▸ **Work order**
All the data should come back exactly as it was given.

▸ **Records provided**
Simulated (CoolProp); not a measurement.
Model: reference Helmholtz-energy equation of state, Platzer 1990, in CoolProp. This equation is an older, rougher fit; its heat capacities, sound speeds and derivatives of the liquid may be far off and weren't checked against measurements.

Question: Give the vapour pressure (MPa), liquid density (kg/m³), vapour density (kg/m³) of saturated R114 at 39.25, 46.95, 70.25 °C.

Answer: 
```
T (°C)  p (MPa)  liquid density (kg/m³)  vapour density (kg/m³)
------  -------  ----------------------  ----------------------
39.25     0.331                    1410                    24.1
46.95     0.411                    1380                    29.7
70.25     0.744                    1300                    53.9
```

▸ **Result**
Simulated (CoolProp); not a measurement.
Model: reference Helmholtz-energy equation of state, Platzer 1990, in CoolProp. This equation is an older, rougher fit; its heat capacities, sound speeds and derivatives of the liquid may be far off and weren't checked against measurements.

Question: Give the vapour pressure (MPa), liquid density (kg/m³), vapour density (kg/m³) of saturated R114 at 39.25, 46.95, 70.25 °C.

Answer: 
```
T (°C)  p (MPa)  liquid density (kg/m³)  vapour density (kg/m³)
------  -------  ----------------------  ----------------------
39.25     0.331                    1410                    24.1
46.95     0.411                    1380                    29.7
70.25     0.744                    1300                    53.9
```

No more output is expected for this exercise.